--------------------

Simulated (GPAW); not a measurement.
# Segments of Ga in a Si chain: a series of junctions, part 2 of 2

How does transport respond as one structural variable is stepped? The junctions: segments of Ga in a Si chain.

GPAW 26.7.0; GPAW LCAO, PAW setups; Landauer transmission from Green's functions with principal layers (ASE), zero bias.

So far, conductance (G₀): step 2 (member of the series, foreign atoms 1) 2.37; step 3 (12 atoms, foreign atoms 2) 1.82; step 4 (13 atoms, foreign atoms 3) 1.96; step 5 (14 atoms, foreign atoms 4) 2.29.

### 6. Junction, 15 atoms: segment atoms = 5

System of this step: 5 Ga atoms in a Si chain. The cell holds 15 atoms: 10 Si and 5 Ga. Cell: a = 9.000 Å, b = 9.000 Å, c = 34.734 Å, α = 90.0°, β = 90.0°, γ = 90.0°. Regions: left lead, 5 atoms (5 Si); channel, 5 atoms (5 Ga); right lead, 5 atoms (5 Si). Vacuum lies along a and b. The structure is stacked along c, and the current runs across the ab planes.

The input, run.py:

--------------------

▶ _Brief_
Would you repeat all of the data above, word for word?

▶ _Exercise output_
Simulated (GPAW); not a measurement.
# Segments of Ga in a Si chain: a series of junctions, part 2 of 2

How does transport respond as one structural variable is stepped? The junctions: segments of Ga in a Si chain.

GPAW 26.7.0; GPAW LCAO, PAW setups; Landauer transmission from Green's functions with principal layers (ASE), zero bias.

So far, conductance (G₀): step 2 (member of the series, foreign atoms 1) 2.37; step 3 (12 atoms, foreign atoms 2) 1.82; step 4 (13 atoms, foreign atoms 3) 1.96; step 5 (14 atoms, foreign atoms 4) 2.29.

### 6. Junction, 15 atoms: segment atoms = 5

System of this step: 5 Ga atoms in a Si chain. The cell holds 15 atoms: 10 Si and 5 Ga. Cell: a = 9.000 Å, b = 9.000 Å, c = 34.734 Å, α = 90.0°, β = 90.0°, γ = 90.0°. Regions: left lead, 5 atoms (5 Si); channel, 5 atoms (5 Ga); right lead, 5 atoms (5 Si). Vacuum lies along a and b. The structure is stacked along c, and the current runs across the ab planes.

The input, run.py:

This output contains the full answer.